──────── RECORD EXTRACTS

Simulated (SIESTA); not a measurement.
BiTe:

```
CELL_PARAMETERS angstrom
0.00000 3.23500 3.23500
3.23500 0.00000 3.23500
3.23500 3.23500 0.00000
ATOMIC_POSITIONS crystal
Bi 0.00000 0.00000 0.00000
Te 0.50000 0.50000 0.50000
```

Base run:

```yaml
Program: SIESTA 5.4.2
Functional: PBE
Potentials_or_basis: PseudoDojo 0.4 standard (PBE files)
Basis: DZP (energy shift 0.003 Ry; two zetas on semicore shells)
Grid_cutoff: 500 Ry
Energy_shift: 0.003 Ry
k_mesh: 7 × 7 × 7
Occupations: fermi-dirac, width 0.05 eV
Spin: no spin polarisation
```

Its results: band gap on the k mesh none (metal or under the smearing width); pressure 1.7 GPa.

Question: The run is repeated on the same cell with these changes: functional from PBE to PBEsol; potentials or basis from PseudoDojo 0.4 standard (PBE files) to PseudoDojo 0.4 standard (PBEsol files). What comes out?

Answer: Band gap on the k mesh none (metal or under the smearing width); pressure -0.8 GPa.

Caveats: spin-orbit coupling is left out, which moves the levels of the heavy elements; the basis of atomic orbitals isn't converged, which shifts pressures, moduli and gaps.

────────────────

### [REQUIRED ACTION]
Please copy the lines above from the line with "Question: The run" up to and including the line with "Answer: Band gap", exactly as written and with nothing else.

### [TASK RESULT]
Question: The run is repeated on the same cell with these changes: functional from PBE to PBEsol; potentials or basis from PseudoDojo 0.4 standard (PBE files) to PseudoDojo 0.4 standard (PBEsol files). What comes out?

Answer: Band gap on the k mesh none (metal or under the smearing width); pressure -0.8 GPa.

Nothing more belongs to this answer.